======== AVAILABLE DATA ========
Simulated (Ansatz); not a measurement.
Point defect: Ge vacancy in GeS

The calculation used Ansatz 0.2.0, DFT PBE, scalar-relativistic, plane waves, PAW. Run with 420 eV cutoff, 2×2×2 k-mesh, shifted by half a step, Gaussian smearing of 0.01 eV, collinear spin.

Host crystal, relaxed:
========

Each record above should be returned exactly as written.

### ANSWER AREA
Simulated (Ansatz); not a measurement.
Point defect: Ge vacancy in GeS

The calculation used Ansatz 0.2.0, DFT PBE, scalar-relativistic, plane waves, PAW. Run with 420 eV cutoff, 2×2×2 k-mesh, shifted by half a step, Gaussian smearing of 0.01 eV, collinear spin.

Host crystal, relaxed:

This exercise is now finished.